→ **Information supplied**:
++++++++
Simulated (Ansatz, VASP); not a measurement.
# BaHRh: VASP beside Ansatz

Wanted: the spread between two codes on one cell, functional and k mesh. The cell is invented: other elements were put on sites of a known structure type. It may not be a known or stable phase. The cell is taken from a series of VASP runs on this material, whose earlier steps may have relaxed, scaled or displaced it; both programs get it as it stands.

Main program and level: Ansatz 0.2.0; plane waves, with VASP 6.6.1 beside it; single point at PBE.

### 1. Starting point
++++++++

→ **Requirement**: Each entry above must be set down again without alteration.

→ **Task answer**:
Simulated (Ansatz, VASP); not a measurement.
# BaHRh: VASP beside Ansatz

Wanted: the spread between two codes on one cell, functional and k mesh. The cell is invented: other elements were put on sites of a known structure type. It may not be a known or stable phase. The cell is taken from a series of VASP runs on this material, whose earlier steps may have relaxed, scaled or displaced it; both programs get it as it stands.

Main program and level: Ansatz 0.2.0; plane waves, with VASP 6.6.1 beside it; single point at PBE.

### 1. Starting point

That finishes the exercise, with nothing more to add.